(Work item): Each entry in this listing needs to be written out again, word for word.

Extracted information Block Start

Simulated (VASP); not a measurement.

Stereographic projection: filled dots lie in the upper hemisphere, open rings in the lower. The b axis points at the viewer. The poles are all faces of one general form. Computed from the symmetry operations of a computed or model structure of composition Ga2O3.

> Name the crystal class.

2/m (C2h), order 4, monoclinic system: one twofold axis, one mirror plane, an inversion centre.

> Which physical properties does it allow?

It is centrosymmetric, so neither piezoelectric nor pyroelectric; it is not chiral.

Extracted information Block End

(Response area):
Simulated (VASP); not a measurement.

Stereographic projection: filled dots lie in the upper hemisphere, open rings in the lower. The b axis points at the viewer. The poles are all faces of one general form. Computed from the symmetry operations of a computed or model structure of composition Ga2O3.

> Name the crystal class.

2/m (C2h), order 4, monoclinic system: one twofold axis, one mirror plane, an inversion centre.

> Which physical properties does it allow?

It is centrosymmetric, so neither piezoelectric nor pyroelectric; it is not chiral.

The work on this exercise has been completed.